* _SUPPLIED DATA_
▬▬▬▬▬▬

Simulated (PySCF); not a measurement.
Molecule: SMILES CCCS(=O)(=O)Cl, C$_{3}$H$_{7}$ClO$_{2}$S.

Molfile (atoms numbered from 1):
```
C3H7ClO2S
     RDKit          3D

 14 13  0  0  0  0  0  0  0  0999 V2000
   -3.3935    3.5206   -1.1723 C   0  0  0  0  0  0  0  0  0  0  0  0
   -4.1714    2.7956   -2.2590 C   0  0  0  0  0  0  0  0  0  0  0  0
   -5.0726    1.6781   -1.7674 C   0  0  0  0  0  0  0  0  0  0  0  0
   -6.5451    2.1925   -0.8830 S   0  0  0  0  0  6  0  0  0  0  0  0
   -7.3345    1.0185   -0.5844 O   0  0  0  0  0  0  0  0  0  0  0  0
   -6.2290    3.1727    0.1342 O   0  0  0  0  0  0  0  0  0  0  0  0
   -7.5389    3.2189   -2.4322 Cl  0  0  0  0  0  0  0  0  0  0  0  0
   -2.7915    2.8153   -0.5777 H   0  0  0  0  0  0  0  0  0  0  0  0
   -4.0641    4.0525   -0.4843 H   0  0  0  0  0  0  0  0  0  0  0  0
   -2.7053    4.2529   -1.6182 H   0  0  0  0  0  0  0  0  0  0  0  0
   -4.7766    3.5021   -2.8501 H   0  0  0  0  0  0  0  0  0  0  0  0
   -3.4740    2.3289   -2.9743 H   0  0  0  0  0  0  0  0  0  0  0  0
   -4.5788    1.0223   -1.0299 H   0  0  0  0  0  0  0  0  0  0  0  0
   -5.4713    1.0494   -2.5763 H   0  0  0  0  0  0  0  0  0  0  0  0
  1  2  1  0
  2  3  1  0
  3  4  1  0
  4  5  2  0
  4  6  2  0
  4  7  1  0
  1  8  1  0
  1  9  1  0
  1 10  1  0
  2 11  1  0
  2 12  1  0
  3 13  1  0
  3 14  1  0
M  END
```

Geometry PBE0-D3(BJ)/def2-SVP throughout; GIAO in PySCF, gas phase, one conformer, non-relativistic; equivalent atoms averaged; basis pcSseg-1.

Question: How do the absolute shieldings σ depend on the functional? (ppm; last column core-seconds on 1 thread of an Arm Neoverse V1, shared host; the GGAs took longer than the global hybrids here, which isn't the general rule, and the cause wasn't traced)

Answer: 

▬▬▬▬▬▬

Print the first line of the records above and each line after it, exactly, through the line with "Question: How do".

Simulated (PySCF); not a measurement.
Molecule: SMILES CCCS(=O)(=O)Cl, C$_{3}$H$_{7}$ClO$_{2}$S.

Molfile (atoms numbered from 1):
```
C3H7ClO2S
     RDKit          3D

 14 13  0  0  0  0  0  0  0  0999 V2000
   -3.3935    3.5206   -1.1723 C   0  0  0  0  0  0  0  0  0  0  0  0
   -4.1714    2.7956   -2.2590 C   0  0  0  0  0  0  0  0  0  0  0  0
   -5.0726    1.6781   -1.7674 C   0  0  0  0  0  0  0  0  0  0  0  0
   -6.5451    2.1925   -0.8830 S   0  0  0  0  0  6  0  0  0  0  0  0
   -7.3345    1.0185   -0.5844 O   0  0  0  0  0  0  0  0  0  0  0  0
   -6.2290    3.1727    0.1342 O   0  0  0  0  0  0  0  0  0  0  0  0
   -7.5389    3.2189   -2.4322 Cl  0  0  0  0  0  0  0  0  0  0  0  0
   -2.7915    2.8153   -0.5777 H   0  0  0  0  0  0  0  0  0  0  0  0
   -4.0641    4.0525   -0.4843 H   0  0  0  0  0  0  0  0  0  0  0  0
   -2.7053    4.2529   -1.6182 H   0  0  0  0  0  0  0  0  0  0  0  0
   -4.7766    3.5021   -2.8501 H   0  0  0  0  0  0  0  0  0  0  0  0
   -3.4740    2.3289   -2.9743 H   0  0  0  0  0  0  0  0  0  0  0  0
   -4.5788    1.0223   -1.0299 H   0  0  0  0  0  0  0  0  0  0  0  0
   -5.4713    1.0494   -2.5763 H   0  0  0  0  0  0  0  0  0  0  0  0
  1  2  1  0
  2  3  1  0
  3  4  1  0
  4  5  2  0
  4  6  2  0
  4  7  1  0
  1  8  1  0
  1  9  1  0
  1 10  1  0
  2 11  1  0
  2 12  1  0
  3 13  1  0
  3 14  1  0
M  END
```

Geometry PBE0-D3(BJ)/def2-SVP throughout; GIAO in PySCF, gas phase, one conformer, non-relativistic; equivalent atoms averaged; basis pcSseg-1.

Question: How do the absolute shieldings σ depend on the functional? (ppm; last column core-seconds on 1 thread of an Arm Neoverse V1, shared host; the GGAs took longer than the global hybrids here, which isn't the general rule, and the cause wasn't traced)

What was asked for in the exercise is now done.